Material supplied:

⟨

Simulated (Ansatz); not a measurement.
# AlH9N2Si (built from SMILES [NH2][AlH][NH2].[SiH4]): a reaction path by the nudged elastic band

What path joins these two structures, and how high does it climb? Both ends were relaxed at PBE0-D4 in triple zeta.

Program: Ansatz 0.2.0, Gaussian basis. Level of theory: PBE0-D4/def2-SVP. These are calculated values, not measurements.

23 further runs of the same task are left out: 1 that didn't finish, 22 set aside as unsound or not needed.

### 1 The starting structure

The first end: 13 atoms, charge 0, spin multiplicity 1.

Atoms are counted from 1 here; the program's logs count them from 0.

⟩

Work item:
Exactly reproduce the entries in their entirety.

Result:
Simulated (Ansatz); not a measurement.
# AlH9N2Si (built from SMILES [NH2][AlH][NH2].[SiH4]): a reaction path by the nudged elastic band

What path joins these two structures, and how high does it climb? Both ends were relaxed at PBE0-D4 in triple zeta.

Program: Ansatz 0.2.0, Gaussian basis. Level of theory: PBE0-D4/def2-SVP. These are calculated values, not measurements.

23 further runs of the same task are left out: 1 that didn't finish, 22 set aside as unsound or not needed.

### 1 The starting structure

The first end: 13 atoms, charge 0, spin multiplicity 1.

Atoms are counted from 1 here; the program's logs count them from 0.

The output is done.